#### WORK ITEM
Below are some entries. Repeat exactly the lines from the one with "Main program and" through the one with "### 2. Run 1 (ferro ++)", and only those.

---+---

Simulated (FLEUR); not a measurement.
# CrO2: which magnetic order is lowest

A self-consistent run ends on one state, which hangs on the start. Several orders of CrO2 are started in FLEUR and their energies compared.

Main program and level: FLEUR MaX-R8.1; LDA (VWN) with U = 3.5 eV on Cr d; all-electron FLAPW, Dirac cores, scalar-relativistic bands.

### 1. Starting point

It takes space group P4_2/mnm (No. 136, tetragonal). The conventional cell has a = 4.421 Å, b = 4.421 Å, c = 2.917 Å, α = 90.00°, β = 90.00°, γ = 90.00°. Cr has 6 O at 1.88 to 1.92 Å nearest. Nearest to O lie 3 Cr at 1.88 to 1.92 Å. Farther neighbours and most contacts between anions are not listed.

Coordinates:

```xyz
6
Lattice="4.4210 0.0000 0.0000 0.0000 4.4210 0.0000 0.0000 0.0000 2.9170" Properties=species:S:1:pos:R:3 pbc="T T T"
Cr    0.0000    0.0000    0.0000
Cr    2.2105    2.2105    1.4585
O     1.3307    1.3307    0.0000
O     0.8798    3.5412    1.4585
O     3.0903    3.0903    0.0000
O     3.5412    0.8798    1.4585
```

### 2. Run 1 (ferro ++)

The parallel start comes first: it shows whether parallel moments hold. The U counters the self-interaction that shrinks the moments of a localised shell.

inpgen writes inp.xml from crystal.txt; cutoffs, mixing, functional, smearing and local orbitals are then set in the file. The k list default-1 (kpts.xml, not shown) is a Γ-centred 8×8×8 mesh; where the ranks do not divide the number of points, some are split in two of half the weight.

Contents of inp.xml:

---+---

#### TASK OUTPUT
Main program and level: FLEUR MaX-R8.1; LDA (VWN) with U = 3.5 eV on Cr d; all-electron FLAPW, Dirac cores, scalar-relativistic bands.

### 1. Starting point

It takes space group P4_2/mnm (No. 136, tetragonal). The conventional cell has a = 4.421 Å, b = 4.421 Å, c = 2.917 Å, α = 90.00°, β = 90.00°, γ = 90.00°. Cr has 6 O at 1.88 to 1.92 Å nearest. Nearest to O lie 3 Cr at 1.88 to 1.92 Å. Farther neighbours and most contacts between anions are not listed.

Coordinates:

```xyz
6
Lattice="4.4210 0.0000 0.0000 0.0000 4.4210 0.0000 0.0000 0.0000 2.9170" Properties=species:S:1:pos:R:3 pbc="T T T"
Cr    0.0000    0.0000    0.0000
Cr    2.2105    2.2105    1.4585
O     1.3307    1.3307    0.0000
O     0.8798    3.5412    1.4585
O     3.0903    3.0903    0.0000
O     3.5412    0.8798    1.4585
```

### 2. Run 1 (ferro ++)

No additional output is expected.